-- Work order --
Would you restate all the data that follows, word for word?

-- Recorded data --
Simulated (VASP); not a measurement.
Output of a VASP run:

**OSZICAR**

-- Exercise output --
Simulated (VASP); not a measurement.
Output of a VASP run:

**OSZICAR**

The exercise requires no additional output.